- [Assignment] Print the data exactly, leaving nothing out.

----------------------------------------

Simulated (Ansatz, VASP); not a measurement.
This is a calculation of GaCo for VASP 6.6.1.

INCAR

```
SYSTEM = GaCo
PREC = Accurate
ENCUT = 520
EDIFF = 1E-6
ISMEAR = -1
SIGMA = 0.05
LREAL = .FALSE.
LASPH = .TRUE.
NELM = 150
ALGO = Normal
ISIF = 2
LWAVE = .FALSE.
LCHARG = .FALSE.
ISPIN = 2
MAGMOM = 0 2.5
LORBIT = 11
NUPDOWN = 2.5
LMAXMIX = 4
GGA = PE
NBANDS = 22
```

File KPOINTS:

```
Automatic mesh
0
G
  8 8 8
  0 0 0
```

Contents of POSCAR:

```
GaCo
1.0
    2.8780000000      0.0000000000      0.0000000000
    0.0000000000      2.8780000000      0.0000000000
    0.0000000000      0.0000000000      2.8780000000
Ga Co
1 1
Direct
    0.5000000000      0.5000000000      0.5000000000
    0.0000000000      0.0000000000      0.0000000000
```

----------------------------------------

- [Written solution]
Simulated (Ansatz, VASP); not a measurement.
This is a calculation of GaCo for VASP 6.6.1.

INCAR

```
SYSTEM = GaCo
PREC = Accurate
ENCUT = 520
EDIFF = 1E-6
ISMEAR = -1
SIGMA = 0.05
LREAL = .FALSE.
LASPH = .TRUE.
NELM = 150
ALGO = Normal
ISIF = 2
LWAVE = .FALSE.
LCHARG = .FALSE.
ISPIN = 2
MAGMOM = 0 2.5
LORBIT = 11
NUPDOWN = 2.5
LMAXMIX = 4
GGA = PE
NBANDS = 22
```

File KPOINTS:

```
Automatic mesh
0
G
  8 8 8
  0 0 0
```

Contents of POSCAR:

```
GaCo
1.0
    2.8780000000      0.0000000000      0.0000000000
    0.0000000000      2.8780000000      0.0000000000
    0.0000000000      0.0000000000      2.8780000000
Ga Co
1 1
Direct
    0.5000000000      0.5000000000      0.5000000000
    0.0000000000      0.0000000000      0.0000000000
```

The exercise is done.